_Assigned task_:
The reply has to contain each record exactly as written.

_Available data_:
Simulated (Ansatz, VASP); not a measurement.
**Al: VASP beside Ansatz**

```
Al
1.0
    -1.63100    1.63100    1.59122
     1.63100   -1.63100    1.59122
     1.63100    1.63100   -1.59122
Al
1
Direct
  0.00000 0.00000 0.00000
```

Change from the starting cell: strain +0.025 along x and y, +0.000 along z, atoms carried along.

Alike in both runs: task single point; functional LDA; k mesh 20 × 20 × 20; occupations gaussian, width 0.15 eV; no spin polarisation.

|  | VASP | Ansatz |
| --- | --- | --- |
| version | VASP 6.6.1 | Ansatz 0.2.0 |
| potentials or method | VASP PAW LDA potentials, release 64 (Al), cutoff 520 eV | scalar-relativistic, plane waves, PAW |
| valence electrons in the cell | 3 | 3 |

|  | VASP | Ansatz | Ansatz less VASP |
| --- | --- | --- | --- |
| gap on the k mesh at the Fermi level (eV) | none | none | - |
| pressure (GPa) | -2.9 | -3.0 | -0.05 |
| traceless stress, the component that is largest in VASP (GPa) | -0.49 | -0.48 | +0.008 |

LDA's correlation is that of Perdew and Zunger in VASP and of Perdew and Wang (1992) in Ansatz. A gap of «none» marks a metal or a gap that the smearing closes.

_Problem solution_:
Simulated (Ansatz, VASP); not a measurement.
**Al: VASP beside Ansatz**

```
Al
1.0
    -1.63100    1.63100    1.59122
     1.63100   -1.63100    1.59122
     1.63100    1.63100   -1.59122
Al
1
Direct
  0.00000 0.00000 0.00000
```

Change from the starting cell: strain +0.025 along x and y, +0.000 along z, atoms carried along.

Alike in both runs: task single point; functional LDA; k mesh 20 × 20 × 20; occupations gaussian, width 0.15 eV; no spin polarisation.

|  | VASP | Ansatz |
| --- | --- | --- |
| version | VASP 6.6.1 | Ansatz 0.2.0 |
| potentials or method | VASP PAW LDA potentials, release 64 (Al), cutoff 520 eV | scalar-relativistic, plane waves, PAW |
| valence electrons in the cell | 3 | 3 |

|  | VASP | Ansatz | Ansatz less VASP |
| --- | --- | --- | --- |
| gap on the k mesh at the Fermi level (eV) | none | none | - |
| pressure (GPa) | -2.9 | -3.0 | -0.05 |
| traceless stress, the component that is largest in VASP (GPa) | -0.49 | -0.48 | +0.008 |

LDA's correlation is that of Perdew and Zunger in VASP and of Perdew and Wang (1992) in Ansatz. A gap of «none» marks a metal or a gap that the smearing closes.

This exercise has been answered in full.